Top of Raw data
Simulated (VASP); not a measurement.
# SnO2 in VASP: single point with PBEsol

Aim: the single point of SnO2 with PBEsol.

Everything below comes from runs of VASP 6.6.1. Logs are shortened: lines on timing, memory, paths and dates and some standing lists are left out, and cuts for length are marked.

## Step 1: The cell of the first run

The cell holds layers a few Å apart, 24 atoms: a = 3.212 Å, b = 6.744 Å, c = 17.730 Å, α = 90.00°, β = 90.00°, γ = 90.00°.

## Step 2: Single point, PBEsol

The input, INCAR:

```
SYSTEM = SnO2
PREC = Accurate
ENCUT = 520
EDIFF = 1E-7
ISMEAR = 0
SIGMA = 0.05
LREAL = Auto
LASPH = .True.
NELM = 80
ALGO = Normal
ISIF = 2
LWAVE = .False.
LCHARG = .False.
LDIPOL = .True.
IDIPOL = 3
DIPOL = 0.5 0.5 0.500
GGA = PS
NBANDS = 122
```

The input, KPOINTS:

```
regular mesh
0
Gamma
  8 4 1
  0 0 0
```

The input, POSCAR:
Bottom of Raw data

Action item: Give back each entry exactly as it was written.

Answer space:
Simulated (VASP); not a measurement.
# SnO2 in VASP: single point with PBEsol

Aim: the single point of SnO2 with PBEsol.

Everything below comes from runs of VASP 6.6.1. Logs are shortened: lines on timing, memory, paths and dates and some standing lists are left out, and cuts for length are marked.

## Step 1: The cell of the first run

The cell holds layers a few Å apart, 24 atoms: a = 3.212 Å, b = 6.744 Å, c = 17.730 Å, α = 90.00°, β = 90.00°, γ = 90.00°.

## Step 2: Single point, PBEsol

The input, INCAR:

```
SYSTEM = SnO2
PREC = Accurate
ENCUT = 520
EDIFF = 1E-7
ISMEAR = 0
SIGMA = 0.05
LREAL = Auto
LASPH = .True.
NELM = 80
ALGO = Normal
ISIF = 2
LWAVE = .False.
LCHARG = .False.
LDIPOL = .True.
IDIPOL = 3
DIPOL = 0.5 0.5 0.500
GGA = PS
NBANDS = 122
```

The input, KPOINTS:

```
regular mesh
0
Gamma
  8 4 1
  0 0 0
```

The input, POSCAR:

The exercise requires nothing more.